Work request -
In the listing below, find the line with "How much does", then repeat exactly every line from the top through that one.

Stored data -
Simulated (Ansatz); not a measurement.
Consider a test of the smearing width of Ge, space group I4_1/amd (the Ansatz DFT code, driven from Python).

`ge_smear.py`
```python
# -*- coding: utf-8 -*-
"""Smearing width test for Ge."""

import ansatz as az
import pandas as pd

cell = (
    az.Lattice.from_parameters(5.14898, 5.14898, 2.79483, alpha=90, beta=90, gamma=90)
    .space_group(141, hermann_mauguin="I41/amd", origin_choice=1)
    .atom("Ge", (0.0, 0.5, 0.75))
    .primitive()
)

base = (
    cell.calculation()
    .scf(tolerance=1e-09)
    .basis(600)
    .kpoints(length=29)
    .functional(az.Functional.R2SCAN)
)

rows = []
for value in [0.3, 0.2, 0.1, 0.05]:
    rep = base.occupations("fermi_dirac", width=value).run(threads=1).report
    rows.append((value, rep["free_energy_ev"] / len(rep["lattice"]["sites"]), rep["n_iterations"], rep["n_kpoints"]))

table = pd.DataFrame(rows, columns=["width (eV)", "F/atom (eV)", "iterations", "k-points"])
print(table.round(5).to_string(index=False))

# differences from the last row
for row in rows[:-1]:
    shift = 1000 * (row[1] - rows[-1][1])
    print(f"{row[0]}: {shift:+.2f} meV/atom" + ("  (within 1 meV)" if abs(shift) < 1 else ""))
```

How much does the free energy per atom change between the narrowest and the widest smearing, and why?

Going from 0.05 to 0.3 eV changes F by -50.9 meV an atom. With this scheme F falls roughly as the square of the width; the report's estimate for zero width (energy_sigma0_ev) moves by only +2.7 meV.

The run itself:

Task answer -
Simulated (Ansatz); not a measurement.
Consider a test of the smearing width of Ge, space group I4_1/amd (the Ansatz DFT code, driven from Python).

`ge_smear.py`
```python
# -*- coding: utf-8 -*-
"""Smearing width test for Ge."""

import ansatz as az
import pandas as pd

cell = (
    az.Lattice.from_parameters(5.14898, 5.14898, 2.79483, alpha=90, beta=90, gamma=90)
    .space_group(141, hermann_mauguin="I41/amd", origin_choice=1)
    .atom("Ge", (0.0, 0.5, 0.75))
    .primitive()
)

base = (
    cell.calculation()
    .scf(tolerance=1e-09)
    .basis(600)
    .kpoints(length=29)
    .functional(az.Functional.R2SCAN)
)

rows = []
for value in [0.3, 0.2, 0.1, 0.05]:
    rep = base.occupations("fermi_dirac", width=value).run(threads=1).report
    rows.append((value, rep["free_energy_ev"] / len(rep["lattice"]["sites"]), rep["n_iterations"], rep["n_kpoints"]))

table = pd.DataFrame(rows, columns=["width (eV)", "F/atom (eV)", "iterations", "k-points"])
print(table.round(5).to_string(index=False))

# differences from the last row
for row in rows[:-1]:
    shift = 1000 * (row[1] - rows[-1][1])
    print(f"{row[0]}: {shift:+.2f} meV/atom" + ("  (within 1 meV)" if abs(shift) < 1 else ""))
```

How much does the free energy per atom change between the narrowest and the widest smearing, and why?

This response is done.